→ **DATASET EXCERPTS**:
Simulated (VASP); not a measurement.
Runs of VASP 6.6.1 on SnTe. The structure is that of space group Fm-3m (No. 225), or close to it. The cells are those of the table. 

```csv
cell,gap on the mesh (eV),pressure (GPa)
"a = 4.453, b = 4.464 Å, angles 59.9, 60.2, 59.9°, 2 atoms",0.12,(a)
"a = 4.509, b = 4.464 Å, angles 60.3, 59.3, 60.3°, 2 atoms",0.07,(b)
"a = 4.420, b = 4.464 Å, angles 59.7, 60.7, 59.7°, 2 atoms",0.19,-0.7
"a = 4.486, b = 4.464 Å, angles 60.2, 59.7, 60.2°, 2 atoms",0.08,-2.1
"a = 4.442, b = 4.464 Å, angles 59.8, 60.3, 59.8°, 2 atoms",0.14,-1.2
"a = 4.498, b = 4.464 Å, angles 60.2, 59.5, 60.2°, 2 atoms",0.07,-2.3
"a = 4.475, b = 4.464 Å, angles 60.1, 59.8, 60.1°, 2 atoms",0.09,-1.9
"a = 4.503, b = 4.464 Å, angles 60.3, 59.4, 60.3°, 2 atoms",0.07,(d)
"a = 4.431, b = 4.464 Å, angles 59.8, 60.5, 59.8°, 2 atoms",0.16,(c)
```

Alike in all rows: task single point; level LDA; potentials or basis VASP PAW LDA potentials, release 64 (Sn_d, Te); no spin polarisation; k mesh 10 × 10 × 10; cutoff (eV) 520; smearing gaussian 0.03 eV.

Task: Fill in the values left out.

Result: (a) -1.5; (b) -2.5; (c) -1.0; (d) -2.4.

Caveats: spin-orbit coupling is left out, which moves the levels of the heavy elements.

→ **REQUIRED ACTION**:
Transcribe the full listing exactly, keeping every word as it is.

→ **RESPONSE AREA**:
Simulated (VASP); not a measurement.
Runs of VASP 6.6.1 on SnTe. The structure is that of space group Fm-3m (No. 225), or close to it. The cells are those of the table. 

```csv
cell,gap on the mesh (eV),pressure (GPa)
"a = 4.453, b = 4.464 Å, angles 59.9, 60.2, 59.9°, 2 atoms",0.12,(a)
"a = 4.509, b = 4.464 Å, angles 60.3, 59.3, 60.3°, 2 atoms",0.07,(b)
"a = 4.420, b = 4.464 Å, angles 59.7, 60.7, 59.7°, 2 atoms",0.19,-0.7
"a = 4.486, b = 4.464 Å, angles 60.2, 59.7, 60.2°, 2 atoms",0.08,-2.1
"a = 4.442, b = 4.464 Å, angles 59.8, 60.3, 59.8°, 2 atoms",0.14,-1.2
"a = 4.498, b = 4.464 Å, angles 60.2, 59.5, 60.2°, 2 atoms",0.07,-2.3
"a = 4.475, b = 4.464 Å, angles 60.1, 59.8, 60.1°, 2 atoms",0.09,-1.9
"a = 4.503, b = 4.464 Å, angles 60.3, 59.4, 60.3°, 2 atoms",0.07,(d)
"a = 4.431, b = 4.464 Å, angles 59.8, 60.5, 59.8°, 2 atoms",0.16,(c)
```

Alike in all rows: task single point; level LDA; potentials or basis VASP PAW LDA potentials, release 64 (Sn_d, Te); no spin polarisation; k mesh 10 × 10 × 10; cutoff (eV) 520; smearing gaussian 0.03 eV.

Task: Fill in the values left out.

Result: (a) -1.5; (b) -2.5; (c) -1.0; (d) -2.4.

Caveats: spin-orbit coupling is left out, which moves the levels of the heavy elements.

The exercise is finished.